WORK ITEM:
Starting at the line that has "Alike in all" and stopping after the line that has "A k mesh can", reproduce the listing below exactly; omit everything else.

AVAILABLE DATA:
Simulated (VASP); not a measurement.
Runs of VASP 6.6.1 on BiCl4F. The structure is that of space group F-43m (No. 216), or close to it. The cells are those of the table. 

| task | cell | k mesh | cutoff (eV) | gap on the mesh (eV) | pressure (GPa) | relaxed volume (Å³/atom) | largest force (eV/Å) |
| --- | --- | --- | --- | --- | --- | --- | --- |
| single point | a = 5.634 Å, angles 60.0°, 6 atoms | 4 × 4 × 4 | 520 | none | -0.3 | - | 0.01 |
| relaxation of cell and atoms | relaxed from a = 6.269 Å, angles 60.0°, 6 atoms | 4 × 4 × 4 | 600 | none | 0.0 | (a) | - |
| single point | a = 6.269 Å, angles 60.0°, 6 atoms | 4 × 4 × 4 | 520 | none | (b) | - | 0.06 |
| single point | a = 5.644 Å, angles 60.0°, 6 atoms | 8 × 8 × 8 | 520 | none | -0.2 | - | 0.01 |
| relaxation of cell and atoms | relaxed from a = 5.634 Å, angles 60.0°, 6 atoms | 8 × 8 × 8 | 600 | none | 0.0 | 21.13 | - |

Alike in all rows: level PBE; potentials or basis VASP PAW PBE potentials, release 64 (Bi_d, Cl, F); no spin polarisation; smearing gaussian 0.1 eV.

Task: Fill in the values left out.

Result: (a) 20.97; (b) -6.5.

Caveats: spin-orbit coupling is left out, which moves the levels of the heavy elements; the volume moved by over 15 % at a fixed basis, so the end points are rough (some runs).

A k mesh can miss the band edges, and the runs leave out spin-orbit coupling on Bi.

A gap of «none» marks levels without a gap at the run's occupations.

RESULT:
Alike in all rows: level PBE; potentials or basis VASP PAW PBE potentials, release 64 (Bi_d, Cl, F); no spin polarisation; smearing gaussian 0.1 eV.

Task: Fill in the values left out.

Result: (a) 20.97; (b) -6.5.

Caveats: spin-orbit coupling is left out, which moves the levels of the heavy elements; the volume moved by over 15 % at a fixed basis, so the end points are rough (some runs).

A k mesh can miss the band edges, and the runs leave out spin-orbit coupling on Bi.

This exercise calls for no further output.